--- Raw data Enclosed Below ---

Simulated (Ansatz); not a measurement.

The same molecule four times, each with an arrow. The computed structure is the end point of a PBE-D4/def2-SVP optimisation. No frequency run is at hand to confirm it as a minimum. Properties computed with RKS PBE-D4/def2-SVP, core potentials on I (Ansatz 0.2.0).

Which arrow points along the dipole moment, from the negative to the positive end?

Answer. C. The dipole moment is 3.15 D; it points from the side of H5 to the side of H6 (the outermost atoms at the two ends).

--- End of Enclosed Raw data ---

Assignment →
Restate the data verbatim through the "Which arrow points" line.

Answer area →
Simulated (Ansatz); not a measurement.

The same molecule four times, each with an arrow. The computed structure is the end point of a PBE-D4/def2-SVP optimisation. No frequency run is at hand to confirm it as a minimum. Properties computed with RKS PBE-D4/def2-SVP, core potentials on I (Ansatz 0.2.0).

Which arrow points along the dipole moment, from the negative to the positive end?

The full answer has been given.